= BRIEF =
Your response should consist of the full data, set down exactly.

= SUPPLIED ENTRIES =
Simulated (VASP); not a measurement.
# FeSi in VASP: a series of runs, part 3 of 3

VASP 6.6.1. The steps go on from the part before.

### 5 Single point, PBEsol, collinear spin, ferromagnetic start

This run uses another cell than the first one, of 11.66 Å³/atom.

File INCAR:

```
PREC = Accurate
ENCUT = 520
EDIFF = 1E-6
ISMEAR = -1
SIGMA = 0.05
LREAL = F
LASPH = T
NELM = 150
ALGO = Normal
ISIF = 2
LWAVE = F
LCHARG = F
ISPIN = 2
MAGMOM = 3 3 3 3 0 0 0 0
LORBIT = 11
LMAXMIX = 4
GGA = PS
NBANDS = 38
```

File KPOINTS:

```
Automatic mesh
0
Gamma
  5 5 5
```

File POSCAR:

= ANSWER SPACE =
Simulated (VASP); not a measurement.
# FeSi in VASP: a series of runs, part 3 of 3

VASP 6.6.1. The steps go on from the part before.

### 5 Single point, PBEsol, collinear spin, ferromagnetic start

This run uses another cell than the first one, of 11.66 Å³/atom.

File INCAR:

```
PREC = Accurate
ENCUT = 520
EDIFF = 1E-6
ISMEAR = -1
SIGMA = 0.05
LREAL = F
LASPH = T
NELM = 150
ALGO = Normal
ISIF = 2
LWAVE = F
LCHARG = F
ISPIN = 2
MAGMOM = 3 3 3 3 0 0 0 0
LORBIT = 11
LMAXMIX = 4
GGA = PS
NBANDS = 38
```

File KPOINTS:

```
Automatic mesh
0
Gamma
  5 5 5
```

File POSCAR:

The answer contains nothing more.